### Input data

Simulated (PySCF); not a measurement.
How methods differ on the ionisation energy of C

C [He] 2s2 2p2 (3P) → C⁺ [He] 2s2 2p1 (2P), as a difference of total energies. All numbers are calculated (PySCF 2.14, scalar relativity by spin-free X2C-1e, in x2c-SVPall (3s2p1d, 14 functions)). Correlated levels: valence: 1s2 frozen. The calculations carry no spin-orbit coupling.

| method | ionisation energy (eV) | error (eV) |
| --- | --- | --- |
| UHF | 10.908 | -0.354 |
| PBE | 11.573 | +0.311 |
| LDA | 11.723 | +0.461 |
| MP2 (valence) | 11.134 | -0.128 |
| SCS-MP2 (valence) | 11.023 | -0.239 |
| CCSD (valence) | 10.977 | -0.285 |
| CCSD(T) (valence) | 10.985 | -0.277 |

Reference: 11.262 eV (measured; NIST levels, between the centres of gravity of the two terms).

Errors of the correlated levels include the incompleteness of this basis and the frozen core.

######

» **Exercise**
Of the entries above, repeat exactly the lines between the line with "error (eV) |" and the line with "Reference: 11.262 eV", inclusive, and no others.

» **Exercise result**
| method | ionisation energy (eV) | error (eV) |
| --- | --- | --- |
| UHF | 10.908 | -0.354 |
| PBE | 11.573 | +0.311 |
| LDA | 11.723 | +0.461 |
| MP2 (valence) | 11.134 | -0.128 |
| SCS-MP2 (valence) | 11.023 | -0.239 |
| CCSD (valence) | 10.977 | -0.285 |
| CCSD(T) (valence) | 10.985 | -0.277 |

Reference: 11.262 eV (measured; NIST levels, between the centres of gravity of the two terms).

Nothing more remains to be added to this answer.